[[ THE DATA open ]]
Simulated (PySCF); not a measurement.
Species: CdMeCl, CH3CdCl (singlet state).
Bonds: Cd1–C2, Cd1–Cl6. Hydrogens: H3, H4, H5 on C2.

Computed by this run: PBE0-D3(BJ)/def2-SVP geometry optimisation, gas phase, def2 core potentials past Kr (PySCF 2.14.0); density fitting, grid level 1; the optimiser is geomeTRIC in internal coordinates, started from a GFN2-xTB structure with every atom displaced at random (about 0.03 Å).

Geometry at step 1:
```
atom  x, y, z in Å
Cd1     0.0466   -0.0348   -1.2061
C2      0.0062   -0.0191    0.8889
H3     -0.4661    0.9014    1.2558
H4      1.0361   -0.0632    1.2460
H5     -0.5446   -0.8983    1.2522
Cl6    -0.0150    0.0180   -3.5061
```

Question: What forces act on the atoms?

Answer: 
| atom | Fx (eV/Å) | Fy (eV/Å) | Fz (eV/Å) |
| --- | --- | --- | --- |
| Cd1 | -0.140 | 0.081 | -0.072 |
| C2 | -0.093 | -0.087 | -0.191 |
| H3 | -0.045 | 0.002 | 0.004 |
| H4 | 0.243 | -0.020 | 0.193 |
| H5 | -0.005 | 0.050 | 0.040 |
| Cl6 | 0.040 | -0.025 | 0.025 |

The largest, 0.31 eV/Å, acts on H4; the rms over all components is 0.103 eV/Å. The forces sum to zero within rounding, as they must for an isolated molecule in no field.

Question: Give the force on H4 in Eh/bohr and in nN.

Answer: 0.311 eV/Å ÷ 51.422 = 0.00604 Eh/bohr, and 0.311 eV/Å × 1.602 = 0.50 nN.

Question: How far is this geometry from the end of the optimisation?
[[ THE DATA closed ]]

**WORK REQUEST**
Retype every line of the listing, word for word, from its opening line to the line that holds "Bonds: Cd1–C2, Cd1–Cl6.", and include that last line too.

**EXERCISE RESULT**
Simulated (PySCF); not a measurement.
Species: CdMeCl, CH3CdCl (singlet state).
Bonds: Cd1–C2, Cd1–Cl6. Hydrogens: H3, H4, H5 on C2.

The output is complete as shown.